**ASSIGNMENT:**
Produce an exact copy of the lines below, starting at the first and ending with the line containing "## 1. The cell of the first run".

**PROVIDED RECORDS:**
++++++++++
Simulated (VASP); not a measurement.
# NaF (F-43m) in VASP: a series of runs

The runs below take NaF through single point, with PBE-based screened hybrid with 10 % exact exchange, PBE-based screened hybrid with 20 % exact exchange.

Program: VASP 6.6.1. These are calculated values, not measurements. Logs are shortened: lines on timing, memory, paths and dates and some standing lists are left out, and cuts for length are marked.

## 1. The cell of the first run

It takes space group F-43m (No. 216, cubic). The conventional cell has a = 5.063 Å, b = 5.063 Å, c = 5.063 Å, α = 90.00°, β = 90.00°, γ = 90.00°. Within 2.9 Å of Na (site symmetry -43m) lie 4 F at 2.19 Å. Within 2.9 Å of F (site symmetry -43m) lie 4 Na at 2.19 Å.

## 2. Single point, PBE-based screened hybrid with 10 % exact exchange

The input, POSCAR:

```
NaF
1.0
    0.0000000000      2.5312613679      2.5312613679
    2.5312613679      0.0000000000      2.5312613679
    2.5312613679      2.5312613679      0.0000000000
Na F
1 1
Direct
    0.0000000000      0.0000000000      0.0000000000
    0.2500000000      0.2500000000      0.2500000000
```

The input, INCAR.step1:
++++++++++

**TASK RESULT:**
Simulated (VASP); not a measurement.
# NaF (F-43m) in VASP: a series of runs

The runs below take NaF through single point, with PBE-based screened hybrid with 10 % exact exchange, PBE-based screened hybrid with 20 % exact exchange.

Program: VASP 6.6.1. These are calculated values, not measurements. Logs are shortened: lines on timing, memory, paths and dates and some standing lists are left out, and cuts for length are marked.

## 1. The cell of the first run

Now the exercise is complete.